#### Records provided:
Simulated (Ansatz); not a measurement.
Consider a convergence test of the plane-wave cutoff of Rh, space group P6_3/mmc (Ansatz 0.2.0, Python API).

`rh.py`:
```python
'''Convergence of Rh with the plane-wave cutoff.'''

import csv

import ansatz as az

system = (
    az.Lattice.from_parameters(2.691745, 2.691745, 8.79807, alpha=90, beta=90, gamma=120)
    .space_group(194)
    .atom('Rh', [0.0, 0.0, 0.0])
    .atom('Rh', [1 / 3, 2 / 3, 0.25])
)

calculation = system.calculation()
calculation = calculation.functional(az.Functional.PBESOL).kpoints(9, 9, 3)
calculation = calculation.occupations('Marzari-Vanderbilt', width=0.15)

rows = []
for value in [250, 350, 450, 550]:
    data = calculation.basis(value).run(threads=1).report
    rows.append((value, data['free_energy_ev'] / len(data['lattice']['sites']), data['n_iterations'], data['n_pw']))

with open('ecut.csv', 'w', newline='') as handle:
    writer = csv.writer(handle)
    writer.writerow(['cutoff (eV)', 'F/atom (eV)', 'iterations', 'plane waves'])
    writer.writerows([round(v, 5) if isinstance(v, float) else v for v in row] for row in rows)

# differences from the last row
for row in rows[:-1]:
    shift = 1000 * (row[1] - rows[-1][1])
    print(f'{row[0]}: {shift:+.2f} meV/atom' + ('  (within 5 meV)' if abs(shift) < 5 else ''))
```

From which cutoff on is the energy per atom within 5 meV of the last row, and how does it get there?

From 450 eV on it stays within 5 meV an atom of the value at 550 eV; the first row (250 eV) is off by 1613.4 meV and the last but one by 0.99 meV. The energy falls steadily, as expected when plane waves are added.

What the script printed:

#### Requirement:
Your task for the entries above: copy exactly the span starting with the line with "From which cutoff" and going on through the line with "From 450 eV", both lines included, and nothing else.

#### Written response:
From which cutoff on is the energy per atom within 5 meV of the last row, and how does it get there?

From 450 eV on it stays within 5 meV an atom of the value at 550 eV; the first row (250 eV) is off by 1613.4 meV and the last but one by 0.99 meV. The energy falls steadily, as expected when plane waves are added.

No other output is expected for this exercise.